• _Dataset extract_:
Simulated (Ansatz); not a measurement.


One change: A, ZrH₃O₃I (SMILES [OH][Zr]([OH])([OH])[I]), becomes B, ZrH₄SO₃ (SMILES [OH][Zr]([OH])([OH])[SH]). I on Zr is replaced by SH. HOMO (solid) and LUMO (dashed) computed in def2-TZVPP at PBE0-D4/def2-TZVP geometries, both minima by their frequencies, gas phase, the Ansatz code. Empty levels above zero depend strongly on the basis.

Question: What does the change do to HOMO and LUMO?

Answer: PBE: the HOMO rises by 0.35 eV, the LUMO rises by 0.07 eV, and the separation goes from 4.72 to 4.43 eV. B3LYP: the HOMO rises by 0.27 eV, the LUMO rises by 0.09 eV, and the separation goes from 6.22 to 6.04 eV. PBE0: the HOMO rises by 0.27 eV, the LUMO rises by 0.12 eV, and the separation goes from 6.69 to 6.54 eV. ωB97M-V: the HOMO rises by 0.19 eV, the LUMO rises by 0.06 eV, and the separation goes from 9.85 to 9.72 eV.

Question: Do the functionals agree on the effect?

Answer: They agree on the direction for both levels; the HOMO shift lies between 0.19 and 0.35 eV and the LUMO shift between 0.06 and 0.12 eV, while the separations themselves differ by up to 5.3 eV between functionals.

• _Work order_: Repeat the entries above exactly, leaving nothing out.

• _Your solution_:
Simulated (Ansatz); not a measurement.


One change: A, ZrH₃O₃I (SMILES [OH][Zr]([OH])([OH])[I]), becomes B, ZrH₄SO₃ (SMILES [OH][Zr]([OH])([OH])[SH]). I on Zr is replaced by SH. HOMO (solid) and LUMO (dashed) computed in def2-TZVPP at PBE0-D4/def2-TZVP geometries, both minima by their frequencies, gas phase, the Ansatz code. Empty levels above zero depend strongly on the basis.

Question: What does the change do to HOMO and LUMO?

Answer: PBE: the HOMO rises by 0.35 eV, the LUMO rises by 0.07 eV, and the separation goes from 4.72 to 4.43 eV. B3LYP: the HOMO rises by 0.27 eV, the LUMO rises by 0.09 eV, and the separation goes from 6.22 to 6.04 eV. PBE0: the HOMO rises by 0.27 eV, the LUMO rises by 0.12 eV, and the separation goes from 6.69 to 6.54 eV. ωB97M-V: the HOMO rises by 0.19 eV, the LUMO rises by 0.06 eV, and the separation goes from 9.85 to 9.72 eV.

Question: Do the functionals agree on the effect?

Answer: They agree on the direction for both levels; the HOMO shift lies between 0.19 and 0.35 eV and the LUMO shift between 0.06 and 0.12 eV, while the separations themselves differ by up to 5.3 eV between functionals.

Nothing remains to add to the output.